(Exercise): Once you find the line with "System: NaI (rock" in the entries below, return exactly every line from it through the line with "Cutoffs run: 299, 337, 680".

Start of Study material

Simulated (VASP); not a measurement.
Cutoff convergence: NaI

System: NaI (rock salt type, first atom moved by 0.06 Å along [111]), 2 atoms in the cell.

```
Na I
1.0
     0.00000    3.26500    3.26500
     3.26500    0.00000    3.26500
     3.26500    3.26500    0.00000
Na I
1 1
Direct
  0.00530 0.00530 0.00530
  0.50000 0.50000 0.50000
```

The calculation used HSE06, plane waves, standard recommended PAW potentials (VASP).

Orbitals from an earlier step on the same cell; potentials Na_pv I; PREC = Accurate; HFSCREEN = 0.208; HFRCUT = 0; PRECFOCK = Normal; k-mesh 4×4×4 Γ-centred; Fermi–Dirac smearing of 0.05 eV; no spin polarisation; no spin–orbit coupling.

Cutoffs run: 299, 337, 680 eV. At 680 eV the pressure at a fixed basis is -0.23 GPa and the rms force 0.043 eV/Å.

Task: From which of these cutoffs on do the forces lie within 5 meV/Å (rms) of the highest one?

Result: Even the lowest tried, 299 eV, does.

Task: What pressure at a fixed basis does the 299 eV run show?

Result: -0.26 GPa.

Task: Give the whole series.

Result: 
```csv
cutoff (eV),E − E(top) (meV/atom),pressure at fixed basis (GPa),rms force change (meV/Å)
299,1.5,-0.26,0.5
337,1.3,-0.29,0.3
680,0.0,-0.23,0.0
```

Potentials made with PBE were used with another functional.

End of Study material

(Solution):
System: NaI (rock salt type, first atom moved by 0.06 Å along [111]), 2 atoms in the cell.

```
Na I
1.0
     0.00000    3.26500    3.26500
     3.26500    0.00000    3.26500
     3.26500    3.26500    0.00000
Na I
1 1
Direct
  0.00530 0.00530 0.00530
  0.50000 0.50000 0.50000
```

The calculation used HSE06, plane waves, standard recommended PAW potentials (VASP).

Orbitals from an earlier step on the same cell; potentials Na_pv I; PREC = Accurate; HFSCREEN = 0.208; HFRCUT = 0; PRECFOCK = Normal; k-mesh 4×4×4 Γ-centred; Fermi–Dirac smearing of 0.05 eV; no spin polarisation; no spin–orbit coupling.

Cutoffs run: 299, 337, 680 eV. At 680 eV the pressure at a fixed basis is -0.23 GPa and the rms force 0.043 eV/Å.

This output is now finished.